• • •
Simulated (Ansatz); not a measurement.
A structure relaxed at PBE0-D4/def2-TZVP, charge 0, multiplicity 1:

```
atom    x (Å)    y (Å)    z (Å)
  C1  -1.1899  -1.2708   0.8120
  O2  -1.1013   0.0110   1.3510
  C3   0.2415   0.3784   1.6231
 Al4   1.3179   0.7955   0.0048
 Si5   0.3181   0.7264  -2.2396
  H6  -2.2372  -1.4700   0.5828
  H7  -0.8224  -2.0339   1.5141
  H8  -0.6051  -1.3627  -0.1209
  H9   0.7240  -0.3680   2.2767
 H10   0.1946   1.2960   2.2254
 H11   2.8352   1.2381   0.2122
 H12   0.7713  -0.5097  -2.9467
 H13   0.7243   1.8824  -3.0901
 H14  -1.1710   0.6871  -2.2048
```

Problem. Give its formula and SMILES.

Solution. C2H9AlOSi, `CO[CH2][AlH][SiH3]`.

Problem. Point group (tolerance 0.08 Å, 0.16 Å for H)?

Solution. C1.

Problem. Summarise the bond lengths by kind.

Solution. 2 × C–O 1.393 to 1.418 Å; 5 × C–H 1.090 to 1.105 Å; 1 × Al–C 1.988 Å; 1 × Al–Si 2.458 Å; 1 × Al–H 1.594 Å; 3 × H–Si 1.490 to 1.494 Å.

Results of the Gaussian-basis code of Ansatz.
• • •

• **Action item**:
Extract, please, the lines from the start of the entries above through the one with "Solution. 2 ×", both included, reproducing each exactly and adding nothing.

• **Response area**:
Simulated (Ansatz); not a measurement.
A structure relaxed at PBE0-D4/def2-TZVP, charge 0, multiplicity 1:

```
atom    x (Å)    y (Å)    z (Å)
  C1  -1.1899  -1.2708   0.8120
  O2  -1.1013   0.0110   1.3510
  C3   0.2415   0.3784   1.6231
 Al4   1.3179   0.7955   0.0048
 Si5   0.3181   0.7264  -2.2396
  H6  -2.2372  -1.4700   0.5828
  H7  -0.8224  -2.0339   1.5141
  H8  -0.6051  -1.3627  -0.1209
  H9   0.7240  -0.3680   2.2767
 H10   0.1946   1.2960   2.2254
 H11   2.8352   1.2381   0.2122
 H12   0.7713  -0.5097  -2.9467
 H13   0.7243   1.8824  -3.0901
 H14  -1.1710   0.6871  -2.2048
```

Problem. Give its formula and SMILES.

Solution. C2H9AlOSi, `CO[CH2][AlH][SiH3]`.

Problem. Point group (tolerance 0.08 Å, 0.16 Å for H)?

Solution. C1.

Problem. Summarise the bond lengths by kind.

Solution. 2 × C–O 1.393 to 1.418 Å; 5 × C–H 1.090 to 1.105 Å; 1 × Al–C 1.988 Å; 1 × Al–Si 2.458 Å; 1 × Al–H 1.594 Å; 3 × H–Si 1.490 to 1.494 Å.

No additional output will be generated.